Required action:
Every single entry must be restated word for word.

Source material:
⁂

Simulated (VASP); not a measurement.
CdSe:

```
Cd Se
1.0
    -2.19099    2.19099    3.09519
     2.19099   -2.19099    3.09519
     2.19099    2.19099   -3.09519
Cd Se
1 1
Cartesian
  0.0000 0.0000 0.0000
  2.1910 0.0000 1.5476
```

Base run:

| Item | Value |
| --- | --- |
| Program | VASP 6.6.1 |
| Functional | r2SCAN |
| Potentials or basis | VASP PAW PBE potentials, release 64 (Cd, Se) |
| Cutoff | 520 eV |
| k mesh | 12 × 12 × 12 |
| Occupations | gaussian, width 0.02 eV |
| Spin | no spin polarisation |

⁂

Response area:
Simulated (VASP); not a measurement.
CdSe:

```
Cd Se
1.0
    -2.19099    2.19099    3.09519
     2.19099   -2.19099    3.09519
     2.19099    2.19099   -3.09519
Cd Se
1 1
Cartesian
  0.0000 0.0000 0.0000
  2.1910 0.0000 1.5476
```

Base run:

| Item | Value |
| --- | --- |
| Program | VASP 6.6.1 |
| Functional | r2SCAN |
| Potentials or basis | VASP PAW PBE potentials, release 64 (Cd, Se) |
| Cutoff | 520 eV |
| k mesh | 12 × 12 × 12 |
| Occupations | gaussian, width 0.02 eV |
| Spin | no spin polarisation |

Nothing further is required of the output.